**ACTIVITY**
Provide the data again in its entirety, exactly as given.

[Start of section]

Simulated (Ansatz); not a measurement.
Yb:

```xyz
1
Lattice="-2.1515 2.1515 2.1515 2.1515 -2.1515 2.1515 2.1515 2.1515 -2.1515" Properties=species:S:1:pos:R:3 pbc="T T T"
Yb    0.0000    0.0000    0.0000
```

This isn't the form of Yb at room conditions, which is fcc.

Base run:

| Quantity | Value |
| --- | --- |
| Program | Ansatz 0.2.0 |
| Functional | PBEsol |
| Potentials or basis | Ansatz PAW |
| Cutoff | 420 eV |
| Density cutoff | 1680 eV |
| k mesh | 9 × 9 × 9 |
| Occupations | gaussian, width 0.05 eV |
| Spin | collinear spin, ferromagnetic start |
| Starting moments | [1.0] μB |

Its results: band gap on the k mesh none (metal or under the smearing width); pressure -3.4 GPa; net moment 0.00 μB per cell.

[End of section]

**ANSWER SPACE**
Simulated (Ansatz); not a measurement.
Yb:

```xyz
1
Lattice="-2.1515 2.1515 2.1515 2.1515 -2.1515 2.1515 2.1515 2.1515 -2.1515" Properties=species:S:1:pos:R:3 pbc="T T T"
Yb    0.0000    0.0000    0.0000
```

This isn't the form of Yb at room conditions, which is fcc.

Base run:

| Quantity | Value |
| --- | --- |
| Program | Ansatz 0.2.0 |
| Functional | PBEsol |
| Potentials or basis | Ansatz PAW |
| Cutoff | 420 eV |
| Density cutoff | 1680 eV |
| k mesh | 9 × 9 × 9 |
| Occupations | gaussian, width 0.05 eV |
| Spin | collinear spin, ferromagnetic start |
| Starting moments | [1.0] μB |

Its results: band gap on the k mesh none (metal or under the smearing width); pressure -3.4 GPa; net moment 0.00 μB per cell.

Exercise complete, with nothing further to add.